Extracted information: Begin
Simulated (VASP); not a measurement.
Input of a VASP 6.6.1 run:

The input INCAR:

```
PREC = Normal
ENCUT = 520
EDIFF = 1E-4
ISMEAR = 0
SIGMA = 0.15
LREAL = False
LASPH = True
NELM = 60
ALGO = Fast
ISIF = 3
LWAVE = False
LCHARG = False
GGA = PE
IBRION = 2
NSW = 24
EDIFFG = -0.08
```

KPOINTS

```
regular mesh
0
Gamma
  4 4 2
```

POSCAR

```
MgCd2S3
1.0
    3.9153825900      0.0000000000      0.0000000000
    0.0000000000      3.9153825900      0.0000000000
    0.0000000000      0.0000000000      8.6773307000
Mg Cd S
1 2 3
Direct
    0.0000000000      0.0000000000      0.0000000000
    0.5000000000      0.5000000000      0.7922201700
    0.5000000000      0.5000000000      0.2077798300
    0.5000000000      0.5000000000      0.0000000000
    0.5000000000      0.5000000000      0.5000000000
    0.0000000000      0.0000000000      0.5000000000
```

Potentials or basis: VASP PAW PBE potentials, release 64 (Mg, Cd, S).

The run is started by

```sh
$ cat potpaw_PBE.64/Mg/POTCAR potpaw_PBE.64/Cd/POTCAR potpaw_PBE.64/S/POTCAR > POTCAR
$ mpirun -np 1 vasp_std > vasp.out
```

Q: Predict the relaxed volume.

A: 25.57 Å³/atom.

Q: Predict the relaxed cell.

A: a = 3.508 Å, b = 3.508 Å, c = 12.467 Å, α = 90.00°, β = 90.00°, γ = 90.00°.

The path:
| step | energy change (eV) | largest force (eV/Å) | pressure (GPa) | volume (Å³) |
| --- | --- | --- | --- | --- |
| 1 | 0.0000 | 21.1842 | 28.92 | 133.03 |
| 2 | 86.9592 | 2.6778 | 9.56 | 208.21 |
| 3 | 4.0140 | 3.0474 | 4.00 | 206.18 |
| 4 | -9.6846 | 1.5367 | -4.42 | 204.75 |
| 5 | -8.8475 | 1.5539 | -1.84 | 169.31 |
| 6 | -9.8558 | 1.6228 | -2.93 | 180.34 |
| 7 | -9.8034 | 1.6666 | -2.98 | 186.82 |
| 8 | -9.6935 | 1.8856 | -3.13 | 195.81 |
Extracted information: End

### Work item
Write the lines again exactly, from the first line of the material above to the line that includes "-2.98 | 186.82 |", both included. Leave out all the rest.

### Task response
Simulated (VASP); not a measurement.
Input of a VASP 6.6.1 run:

The input INCAR:

```
PREC = Normal
ENCUT = 520
EDIFF = 1E-4
ISMEAR = 0
SIGMA = 0.15
LREAL = False
LASPH = True
NELM = 60
ALGO = Fast
ISIF = 3
LWAVE = False
LCHARG = False
GGA = PE
IBRION = 2
NSW = 24
EDIFFG = -0.08
```

KPOINTS

```
regular mesh
0
Gamma
  4 4 2
```

POSCAR

```
MgCd2S3
1.0
    3.9153825900      0.0000000000      0.0000000000
    0.0000000000      3.9153825900      0.0000000000
    0.0000000000      0.0000000000      8.6773307000
Mg Cd S
1 2 3
Direct
    0.0000000000      0.0000000000      0.0000000000
    0.5000000000      0.5000000000      0.7922201700
    0.5000000000      0.5000000000      0.2077798300
    0.5000000000      0.5000000000      0.0000000000
    0.5000000000      0.5000000000      0.5000000000
    0.0000000000      0.0000000000      0.5000000000
```

Potentials or basis: VASP PAW PBE potentials, release 64 (Mg, Cd, S).

The run is started by

```sh
$ cat potpaw_PBE.64/Mg/POTCAR potpaw_PBE.64/Cd/POTCAR potpaw_PBE.64/S/POTCAR > POTCAR
$ mpirun -np 1 vasp_std > vasp.out
```

Q: Predict the relaxed volume.

A: 25.57 Å³/atom.

Q: Predict the relaxed cell.

A: a = 3.508 Å, b = 3.508 Å, c = 12.467 Å, α = 90.00°, β = 90.00°, γ = 90.00°.

The path:
| step | energy change (eV) | largest force (eV/Å) | pressure (GPa) | volume (Å³) |
| --- | --- | --- | --- | --- |
| 1 | 0.0000 | 21.1842 | 28.92 | 133.03 |
| 2 | 86.9592 | 2.6778 | 9.56 | 208.21 |
| 3 | 4.0140 | 3.0474 | 4.00 | 206.18 |
| 4 | -9.6846 | 1.5367 | -4.42 | 204.75 |
| 5 | -8.8475 | 1.5539 | -1.84 | 169.31 |
| 6 | -9.8558 | 1.6228 | -2.93 | 180.34 |
| 7 | -9.8034 | 1.6666 | -2.98 | 186.82 |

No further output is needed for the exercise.